[DATA SECTION]
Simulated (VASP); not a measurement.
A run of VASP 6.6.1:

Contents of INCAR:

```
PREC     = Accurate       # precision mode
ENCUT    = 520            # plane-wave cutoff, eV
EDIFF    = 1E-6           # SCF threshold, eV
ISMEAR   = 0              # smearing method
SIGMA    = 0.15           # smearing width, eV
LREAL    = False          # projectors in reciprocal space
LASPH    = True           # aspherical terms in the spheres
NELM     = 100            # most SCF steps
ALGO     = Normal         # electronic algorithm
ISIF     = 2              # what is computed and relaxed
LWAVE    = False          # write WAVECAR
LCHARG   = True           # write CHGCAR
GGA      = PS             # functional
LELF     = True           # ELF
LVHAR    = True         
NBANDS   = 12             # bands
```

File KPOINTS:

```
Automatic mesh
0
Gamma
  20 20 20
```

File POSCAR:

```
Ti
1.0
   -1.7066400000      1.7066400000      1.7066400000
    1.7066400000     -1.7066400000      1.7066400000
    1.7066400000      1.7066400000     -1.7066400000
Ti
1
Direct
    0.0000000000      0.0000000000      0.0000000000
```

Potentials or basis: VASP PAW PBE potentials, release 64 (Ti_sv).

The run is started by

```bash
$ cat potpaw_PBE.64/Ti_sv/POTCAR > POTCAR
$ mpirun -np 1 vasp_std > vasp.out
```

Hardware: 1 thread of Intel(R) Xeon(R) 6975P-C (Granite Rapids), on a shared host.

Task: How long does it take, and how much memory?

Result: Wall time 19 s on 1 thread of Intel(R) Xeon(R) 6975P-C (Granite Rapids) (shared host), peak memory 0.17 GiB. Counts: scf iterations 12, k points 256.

[BRIEF]
Begin with the top line of the material and go as far as the line with "Task: How long". Set down those lines exactly, both ends included, and nothing more.

[EXPECTED ANSWER]
Simulated (VASP); not a measurement.
A run of VASP 6.6.1:

Contents of INCAR:

```
PREC     = Accurate       # precision mode
ENCUT    = 520            # plane-wave cutoff, eV
EDIFF    = 1E-6           # SCF threshold, eV
ISMEAR   = 0              # smearing method
SIGMA    = 0.15           # smearing width, eV
LREAL    = False          # projectors in reciprocal space
LASPH    = True           # aspherical terms in the spheres
NELM     = 100            # most SCF steps
ALGO     = Normal         # electronic algorithm
ISIF     = 2              # what is computed and relaxed
LWAVE    = False          # write WAVECAR
LCHARG   = True           # write CHGCAR
GGA      = PS             # functional
LELF     = True           # ELF
LVHAR    = True         
NBANDS   = 12             # bands
```

File KPOINTS:

```
Automatic mesh
0
Gamma
  20 20 20
```

File POSCAR:

```
Ti
1.0
   -1.7066400000      1.7066400000      1.7066400000
    1.7066400000     -1.7066400000      1.7066400000
    1.7066400000      1.7066400000     -1.7066400000
Ti
1
Direct
    0.0000000000      0.0000000000      0.0000000000
```

Potentials or basis: VASP PAW PBE potentials, release 64 (Ti_sv).

The run is started by

```bash
$ cat potpaw_PBE.64/Ti_sv/POTCAR > POTCAR
$ mpirun -np 1 vasp_std > vasp.out
```

Hardware: 1 thread of Intel(R) Xeon(R) 6975P-C (Granite Rapids), on a shared host.

Task: How long does it take, and how much memory?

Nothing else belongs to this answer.